Work order → Needed from the data below: every line from the one with "Potentials or basis: VASP" up to and including the one with "Question: Predict the band gap on the k mesh.", repeated exactly and with nothing else.

Dataset records →
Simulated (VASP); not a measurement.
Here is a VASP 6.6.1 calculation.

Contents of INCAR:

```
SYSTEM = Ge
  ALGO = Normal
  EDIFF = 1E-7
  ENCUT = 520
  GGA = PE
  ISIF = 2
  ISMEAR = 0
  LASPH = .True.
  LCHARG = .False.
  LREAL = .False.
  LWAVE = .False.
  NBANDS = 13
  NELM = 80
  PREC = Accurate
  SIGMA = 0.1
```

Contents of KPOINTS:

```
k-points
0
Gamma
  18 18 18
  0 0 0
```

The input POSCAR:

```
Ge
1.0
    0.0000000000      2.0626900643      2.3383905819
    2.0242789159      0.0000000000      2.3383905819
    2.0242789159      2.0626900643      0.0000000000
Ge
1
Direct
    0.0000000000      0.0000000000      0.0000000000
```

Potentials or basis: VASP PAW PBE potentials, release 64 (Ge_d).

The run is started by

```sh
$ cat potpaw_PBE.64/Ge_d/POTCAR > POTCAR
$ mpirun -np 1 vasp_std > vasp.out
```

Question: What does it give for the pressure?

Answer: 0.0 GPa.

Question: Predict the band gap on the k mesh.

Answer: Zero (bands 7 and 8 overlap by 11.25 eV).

Solution →
Potentials or basis: VASP PAW PBE potentials, release 64 (Ge_d).

The run is started by

```sh
$ cat potpaw_PBE.64/Ge_d/POTCAR > POTCAR
$ mpirun -np 1 vasp_std > vasp.out
```

Question: What does it give for the pressure?

Answer: 0.0 GPa.

Question: Predict the band gap on the k mesh.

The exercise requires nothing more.